· · · ·

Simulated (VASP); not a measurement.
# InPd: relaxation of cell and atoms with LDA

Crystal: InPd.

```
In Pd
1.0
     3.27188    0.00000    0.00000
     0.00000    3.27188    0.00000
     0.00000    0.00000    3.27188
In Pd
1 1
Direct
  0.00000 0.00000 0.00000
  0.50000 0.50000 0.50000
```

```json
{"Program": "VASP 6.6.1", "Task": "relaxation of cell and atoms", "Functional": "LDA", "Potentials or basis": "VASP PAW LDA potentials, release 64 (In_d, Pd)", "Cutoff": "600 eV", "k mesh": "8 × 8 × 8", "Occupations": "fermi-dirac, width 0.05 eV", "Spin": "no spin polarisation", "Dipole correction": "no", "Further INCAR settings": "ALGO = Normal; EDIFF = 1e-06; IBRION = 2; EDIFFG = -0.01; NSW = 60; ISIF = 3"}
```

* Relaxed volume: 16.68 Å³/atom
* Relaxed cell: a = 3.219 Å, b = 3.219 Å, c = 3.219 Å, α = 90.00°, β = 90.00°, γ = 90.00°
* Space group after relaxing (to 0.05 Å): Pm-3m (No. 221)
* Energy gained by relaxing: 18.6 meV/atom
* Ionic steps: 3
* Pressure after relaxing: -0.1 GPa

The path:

· · · ·

__WORK INSTRUCTION__.
Please write the full listing out again, exactly.

__RESPONSE AREA__.
Simulated (VASP); not a measurement.
# InPd: relaxation of cell and atoms with LDA

Crystal: InPd.

```
In Pd
1.0
     3.27188    0.00000    0.00000
     0.00000    3.27188    0.00000
     0.00000    0.00000    3.27188
In Pd
1 1
Direct
  0.00000 0.00000 0.00000
  0.50000 0.50000 0.50000
```

```json
{"Program": "VASP 6.6.1", "Task": "relaxation of cell and atoms", "Functional": "LDA", "Potentials or basis": "VASP PAW LDA potentials, release 64 (In_d, Pd)", "Cutoff": "600 eV", "k mesh": "8 × 8 × 8", "Occupations": "fermi-dirac, width 0.05 eV", "Spin": "no spin polarisation", "Dipole correction": "no", "Further INCAR settings": "ALGO = Normal; EDIFF = 1e-06; IBRION = 2; EDIFFG = -0.01; NSW = 60; ISIF = 3"}
```

* Relaxed volume: 16.68 Å³/atom
* Relaxed cell: a = 3.219 Å, b = 3.219 Å, c = 3.219 Å, α = 90.00°, β = 90.00°, γ = 90.00°
* Space group after relaxing (to 0.05 Å): Pm-3m (No. 221)
* Energy gained by relaxing: 18.6 meV/atom
* Ionic steps: 3
* Pressure after relaxing: -0.1 GPa

The path:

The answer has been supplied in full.